The answer must be the full listing, retyped exactly.

Provided material -
*** Begin section ***
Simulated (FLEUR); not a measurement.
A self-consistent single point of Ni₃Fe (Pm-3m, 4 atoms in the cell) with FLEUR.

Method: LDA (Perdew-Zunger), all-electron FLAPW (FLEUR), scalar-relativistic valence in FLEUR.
*** End section ***

Answer area -
Simulated (FLEUR); not a measurement.
A self-consistent single point of Ni₃Fe (Pm-3m, 4 atoms in the cell) with FLEUR.

Method: LDA (Perdew-Zunger), all-electron FLAPW (FLEUR), scalar-relativistic valence in FLEUR.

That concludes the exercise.